TASK ITEM:
Two lines mark the range in the entries below: the one holding "volume (Å³) |" and the one holding "-0.4504 | 0.0000 | 29.15 |". Set down those two and all lines between them, exactly.

SUPPLIED INFORMATION section start
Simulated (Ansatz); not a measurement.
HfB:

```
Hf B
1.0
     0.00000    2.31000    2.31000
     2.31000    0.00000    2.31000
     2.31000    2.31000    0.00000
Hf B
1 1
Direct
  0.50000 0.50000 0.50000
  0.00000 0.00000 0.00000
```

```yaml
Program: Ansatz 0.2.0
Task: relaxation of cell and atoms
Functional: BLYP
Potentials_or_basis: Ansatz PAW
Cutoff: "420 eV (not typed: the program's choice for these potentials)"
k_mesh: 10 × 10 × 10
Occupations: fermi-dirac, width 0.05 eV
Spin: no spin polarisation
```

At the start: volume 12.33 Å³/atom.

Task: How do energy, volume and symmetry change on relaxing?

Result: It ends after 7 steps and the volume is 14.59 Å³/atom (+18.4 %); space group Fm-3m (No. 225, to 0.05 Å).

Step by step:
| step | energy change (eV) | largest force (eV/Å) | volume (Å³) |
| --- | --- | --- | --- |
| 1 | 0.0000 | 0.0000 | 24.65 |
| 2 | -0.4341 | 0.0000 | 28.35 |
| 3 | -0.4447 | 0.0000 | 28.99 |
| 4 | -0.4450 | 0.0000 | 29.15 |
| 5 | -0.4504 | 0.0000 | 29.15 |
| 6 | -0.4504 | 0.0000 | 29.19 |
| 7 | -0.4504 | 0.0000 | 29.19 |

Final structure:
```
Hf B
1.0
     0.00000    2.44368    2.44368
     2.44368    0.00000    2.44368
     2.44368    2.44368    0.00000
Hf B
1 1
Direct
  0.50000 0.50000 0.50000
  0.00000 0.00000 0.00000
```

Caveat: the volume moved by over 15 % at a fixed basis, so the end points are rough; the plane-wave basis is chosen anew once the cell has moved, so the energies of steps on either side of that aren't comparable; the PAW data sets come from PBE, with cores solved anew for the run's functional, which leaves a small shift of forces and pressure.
SUPPLIED INFORMATION section end

WRITTEN REPLY:
| step | energy change (eV) | largest force (eV/Å) | volume (Å³) |
| --- | --- | --- | --- |
| 1 | 0.0000 | 0.0000 | 24.65 |
| 2 | -0.4341 | 0.0000 | 28.35 |
| 3 | -0.4447 | 0.0000 | 28.99 |
| 4 | -0.4450 | 0.0000 | 29.15 |
| 5 | -0.4504 | 0.0000 | 29.15 |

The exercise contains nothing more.